***** DATASET RECORDS *****

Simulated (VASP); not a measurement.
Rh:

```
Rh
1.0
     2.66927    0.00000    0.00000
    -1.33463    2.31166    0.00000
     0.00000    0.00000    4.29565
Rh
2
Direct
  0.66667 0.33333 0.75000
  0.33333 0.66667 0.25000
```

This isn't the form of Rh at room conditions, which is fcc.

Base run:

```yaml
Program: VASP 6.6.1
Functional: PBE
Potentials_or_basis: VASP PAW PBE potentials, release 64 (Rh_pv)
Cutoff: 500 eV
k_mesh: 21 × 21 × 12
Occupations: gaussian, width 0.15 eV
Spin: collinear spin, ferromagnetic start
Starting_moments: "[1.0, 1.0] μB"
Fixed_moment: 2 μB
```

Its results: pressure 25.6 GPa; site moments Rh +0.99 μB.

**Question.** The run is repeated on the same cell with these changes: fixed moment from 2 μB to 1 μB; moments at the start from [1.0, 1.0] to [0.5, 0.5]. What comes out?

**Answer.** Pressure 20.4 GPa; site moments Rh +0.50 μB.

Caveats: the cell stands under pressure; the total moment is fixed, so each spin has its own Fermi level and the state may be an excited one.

*****

### REQUIREMENT
If a line falls between the first line of the data above and the line holding "Its results: pressure", inclusive, retype it exactly; retype no other line.

### WORKED SOLUTION
Simulated (VASP); not a measurement.
Rh:

```
Rh
1.0
     2.66927    0.00000    0.00000
    -1.33463    2.31166    0.00000
     0.00000    0.00000    4.29565
Rh
2
Direct
  0.66667 0.33333 0.75000
  0.33333 0.66667 0.25000
```

This isn't the form of Rh at room conditions, which is fcc.

Base run:

```yaml
Program: VASP 6.6.1
Functional: PBE
Potentials_or_basis: VASP PAW PBE potentials, release 64 (Rh_pv)
Cutoff: 500 eV
k_mesh: 21 × 21 × 12
Occupations: gaussian, width 0.15 eV
Spin: collinear spin, ferromagnetic start
Starting_moments: "[1.0, 1.0] μB"
Fixed_moment: 2 μB
```

Its results: pressure 25.6 GPa; site moments Rh +0.99 μB.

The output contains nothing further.